▶ _Work item_
Give back the entire listing that follows, exactly.

▶ _Supplied data_
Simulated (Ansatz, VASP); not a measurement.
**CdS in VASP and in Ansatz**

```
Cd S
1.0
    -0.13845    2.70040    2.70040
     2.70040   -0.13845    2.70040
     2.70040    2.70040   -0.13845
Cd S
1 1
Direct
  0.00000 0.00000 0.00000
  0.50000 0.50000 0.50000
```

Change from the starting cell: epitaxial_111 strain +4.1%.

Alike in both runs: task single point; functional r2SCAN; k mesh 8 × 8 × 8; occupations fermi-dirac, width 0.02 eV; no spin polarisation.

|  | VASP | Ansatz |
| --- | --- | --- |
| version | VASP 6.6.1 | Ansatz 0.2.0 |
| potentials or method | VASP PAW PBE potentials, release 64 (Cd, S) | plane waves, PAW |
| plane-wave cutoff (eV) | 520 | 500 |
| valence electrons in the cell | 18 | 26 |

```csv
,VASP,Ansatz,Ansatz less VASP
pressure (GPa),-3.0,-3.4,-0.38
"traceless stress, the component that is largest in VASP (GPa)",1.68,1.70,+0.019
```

▶ _Answer box_
Simulated (Ansatz, VASP); not a measurement.
**CdS in VASP and in Ansatz**

```
Cd S
1.0
    -0.13845    2.70040    2.70040
     2.70040   -0.13845    2.70040
     2.70040    2.70040   -0.13845
Cd S
1 1
Direct
  0.00000 0.00000 0.00000
  0.50000 0.50000 0.50000
```

Change from the starting cell: epitaxial_111 strain +4.1%.

Alike in both runs: task single point; functional r2SCAN; k mesh 8 × 8 × 8; occupations fermi-dirac, width 0.02 eV; no spin polarisation.

|  | VASP | Ansatz |
| --- | --- | --- |
| version | VASP 6.6.1 | Ansatz 0.2.0 |
| potentials or method | VASP PAW PBE potentials, release 64 (Cd, S) | plane waves, PAW |
| plane-wave cutoff (eV) | 520 | 500 |
| valence electrons in the cell | 18 | 26 |

```csv
,VASP,Ansatz,Ansatz less VASP
pressure (GPa),-3.0,-3.4,-0.38
"traceless stress, the component that is largest in VASP (GPa)",1.68,1.70,+0.019
```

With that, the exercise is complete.